• _DATA EXTRACTS_:
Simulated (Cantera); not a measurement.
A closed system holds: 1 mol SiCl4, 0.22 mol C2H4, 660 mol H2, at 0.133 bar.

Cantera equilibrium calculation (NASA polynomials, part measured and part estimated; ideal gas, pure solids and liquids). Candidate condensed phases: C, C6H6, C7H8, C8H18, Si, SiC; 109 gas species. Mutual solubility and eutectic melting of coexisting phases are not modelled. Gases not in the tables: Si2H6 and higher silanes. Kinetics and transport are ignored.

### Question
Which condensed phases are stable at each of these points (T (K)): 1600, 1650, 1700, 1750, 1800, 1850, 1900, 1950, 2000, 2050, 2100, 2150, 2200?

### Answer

• _ASSIGNED TASK_:
The answer should be an exact copy of the data.

• _SOLUTION_:
Simulated (Cantera); not a measurement.
A closed system holds: 1 mol SiCl4, 0.22 mol C2H4, 660 mol H2, at 0.133 bar.

Cantera equilibrium calculation (NASA polynomials, part measured and part estimated; ideal gas, pure solids and liquids). Candidate condensed phases: C, C6H6, C7H8, C8H18, Si, SiC; 109 gas species. Mutual solubility and eutectic melting of coexisting phases are not modelled. Gases not in the tables: Si2H6 and higher silanes. Kinetics and transport are ignored.

### Question
Which condensed phases are stable at each of these points (T (K)): 1600, 1650, 1700, 1750, 1800, 1850, 1900, 1950, 2000, 2050, 2100, 2150, 2200?

### Answer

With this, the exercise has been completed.